Entries shown:

========

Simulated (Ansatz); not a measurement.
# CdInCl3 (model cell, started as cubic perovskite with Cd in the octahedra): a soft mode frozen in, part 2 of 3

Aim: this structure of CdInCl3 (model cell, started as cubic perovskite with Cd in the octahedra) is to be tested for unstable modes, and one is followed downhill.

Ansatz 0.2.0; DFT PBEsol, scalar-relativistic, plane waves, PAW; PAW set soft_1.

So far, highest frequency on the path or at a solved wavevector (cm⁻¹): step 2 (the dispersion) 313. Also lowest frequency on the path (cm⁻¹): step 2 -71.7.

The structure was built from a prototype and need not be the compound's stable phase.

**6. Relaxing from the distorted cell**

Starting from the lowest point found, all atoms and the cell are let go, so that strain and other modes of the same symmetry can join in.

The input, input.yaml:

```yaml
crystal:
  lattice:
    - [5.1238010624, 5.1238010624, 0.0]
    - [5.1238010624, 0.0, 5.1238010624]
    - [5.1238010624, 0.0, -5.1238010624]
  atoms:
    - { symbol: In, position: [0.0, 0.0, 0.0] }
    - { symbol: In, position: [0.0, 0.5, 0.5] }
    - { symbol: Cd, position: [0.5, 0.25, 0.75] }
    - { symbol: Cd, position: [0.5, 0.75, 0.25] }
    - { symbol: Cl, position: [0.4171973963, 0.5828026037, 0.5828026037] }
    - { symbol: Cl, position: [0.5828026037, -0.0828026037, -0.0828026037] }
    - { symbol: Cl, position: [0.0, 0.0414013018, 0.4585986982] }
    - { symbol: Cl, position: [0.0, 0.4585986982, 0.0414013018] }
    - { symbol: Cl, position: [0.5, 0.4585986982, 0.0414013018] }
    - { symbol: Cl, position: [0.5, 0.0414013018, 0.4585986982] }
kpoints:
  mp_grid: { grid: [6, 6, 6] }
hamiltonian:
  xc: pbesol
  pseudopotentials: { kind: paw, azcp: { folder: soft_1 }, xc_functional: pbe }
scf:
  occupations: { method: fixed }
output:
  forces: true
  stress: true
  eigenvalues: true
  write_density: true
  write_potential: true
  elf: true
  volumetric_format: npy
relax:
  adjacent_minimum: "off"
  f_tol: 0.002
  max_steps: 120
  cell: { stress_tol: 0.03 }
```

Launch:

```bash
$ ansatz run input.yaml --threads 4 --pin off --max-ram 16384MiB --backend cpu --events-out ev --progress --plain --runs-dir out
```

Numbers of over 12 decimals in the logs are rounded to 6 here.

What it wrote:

========

What are the lines, exactly as written above, from the line with "The structure was" to the line with "Numbers of over", both included? Output only those.

Written solution:
The structure was built from a prototype and need not be the compound's stable phase.

**6. Relaxing from the distorted cell**

Starting from the lowest point found, all atoms and the cell are let go, so that strain and other modes of the same symmetry can join in.

The input, input.yaml:

```yaml
crystal:
  lattice:
    - [5.1238010624, 5.1238010624, 0.0]
    - [5.1238010624, 0.0, 5.1238010624]
    - [5.1238010624, 0.0, -5.1238010624]
  atoms:
    - { symbol: In, position: [0.0, 0.0, 0.0] }
    - { symbol: In, position: [0.0, 0.5, 0.5] }
    - { symbol: Cd, position: [0.5, 0.25, 0.75] }
    - { symbol: Cd, position: [0.5, 0.75, 0.25] }
    - { symbol: Cl, position: [0.4171973963, 0.5828026037, 0.5828026037] }
    - { symbol: Cl, position: [0.5828026037, -0.0828026037, -0.0828026037] }
    - { symbol: Cl, position: [0.0, 0.0414013018, 0.4585986982] }
    - { symbol: Cl, position: [0.0, 0.4585986982, 0.0414013018] }
    - { symbol: Cl, position: [0.5, 0.4585986982, 0.0414013018] }
    - { symbol: Cl, position: [0.5, 0.0414013018, 0.4585986982] }
kpoints:
  mp_grid: { grid: [6, 6, 6] }
hamiltonian:
  xc: pbesol
  pseudopotentials: { kind: paw, azcp: { folder: soft_1 }, xc_functional: pbe }
scf:
  occupations: { method: fixed }
output:
  forces: true
  stress: true
  eigenvalues: true
  write_density: true
  write_potential: true
  elf: true
  volumetric_format: npy
relax:
  adjacent_minimum: "off"
  f_tol: 0.002
  max_steps: 120
  cell: { stress_tol: 0.03 }
```

Launch:

```bash
$ ansatz run input.yaml --threads 4 --pin off --max-ram 16384MiB --backend cpu --events-out ev --progress --plain --runs-dir out
```

Numbers of over 12 decimals in the logs are rounded to 6 here.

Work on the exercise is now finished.